*REQUIRED ACTION:*
Write the listing below again, word for word.

*** DATASET CONTENT ***

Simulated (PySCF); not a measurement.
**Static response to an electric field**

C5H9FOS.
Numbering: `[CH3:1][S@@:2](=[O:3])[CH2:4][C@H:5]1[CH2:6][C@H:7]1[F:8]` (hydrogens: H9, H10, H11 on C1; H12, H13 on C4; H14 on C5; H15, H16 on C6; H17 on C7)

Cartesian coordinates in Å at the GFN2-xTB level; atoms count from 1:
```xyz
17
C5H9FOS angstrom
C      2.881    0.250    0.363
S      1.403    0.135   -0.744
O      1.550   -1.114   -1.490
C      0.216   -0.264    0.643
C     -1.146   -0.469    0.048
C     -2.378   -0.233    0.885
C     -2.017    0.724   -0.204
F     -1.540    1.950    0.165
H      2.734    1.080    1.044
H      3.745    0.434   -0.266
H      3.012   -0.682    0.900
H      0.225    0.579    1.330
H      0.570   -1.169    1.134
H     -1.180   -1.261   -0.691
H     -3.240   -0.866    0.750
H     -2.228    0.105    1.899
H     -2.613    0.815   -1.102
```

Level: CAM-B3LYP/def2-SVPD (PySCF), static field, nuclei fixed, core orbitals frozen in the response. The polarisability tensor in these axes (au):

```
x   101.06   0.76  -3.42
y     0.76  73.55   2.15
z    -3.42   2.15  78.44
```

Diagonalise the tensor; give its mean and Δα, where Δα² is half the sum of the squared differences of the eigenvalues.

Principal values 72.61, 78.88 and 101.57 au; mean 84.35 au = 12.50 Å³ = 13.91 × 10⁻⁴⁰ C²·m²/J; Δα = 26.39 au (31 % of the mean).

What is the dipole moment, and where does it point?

*** End of DATASET CONTENT ***

*RESULT:*
Simulated (PySCF); not a measurement.
**Static response to an electric field**

C5H9FOS.
Numbering: `[CH3:1][S@@:2](=[O:3])[CH2:4][C@H:5]1[CH2:6][C@H:7]1[F:8]` (hydrogens: H9, H10, H11 on C1; H12, H13 on C4; H14 on C5; H15, H16 on C6; H17 on C7)

Cartesian coordinates in Å at the GFN2-xTB level; atoms count from 1:
```xyz
17
C5H9FOS angstrom
C      2.881    0.250    0.363
S      1.403    0.135   -0.744
O      1.550   -1.114   -1.490
C      0.216   -0.264    0.643
C     -1.146   -0.469    0.048
C     -2.378   -0.233    0.885
C     -2.017    0.724   -0.204
F     -1.540    1.950    0.165
H      2.734    1.080    1.044
H      3.745    0.434   -0.266
H      3.012   -0.682    0.900
H      0.225    0.579    1.330
H      0.570   -1.169    1.134
H     -1.180   -1.261   -0.691
H     -3.240   -0.866    0.750
H     -2.228    0.105    1.899
H     -2.613    0.815   -1.102
```

Level: CAM-B3LYP/def2-SVPD (PySCF), static field, nuclei fixed, core orbitals frozen in the response. The polarisability tensor in these axes (au):

```
x   101.06   0.76  -3.42
y     0.76  73.55   2.15
z    -3.42   2.15  78.44
```

Diagonalise the tensor; give its mean and Δα, where Δα² is half the sum of the squared differences of the eigenvalues.

Principal values 72.61, 78.88 and 101.57 au; mean 84.35 au = 12.50 Å³ = 13.91 × 10⁻⁴⁰ C²·m²/J; Δα = 26.39 au (31 % of the mean).

What is the dipole moment, and where does it point?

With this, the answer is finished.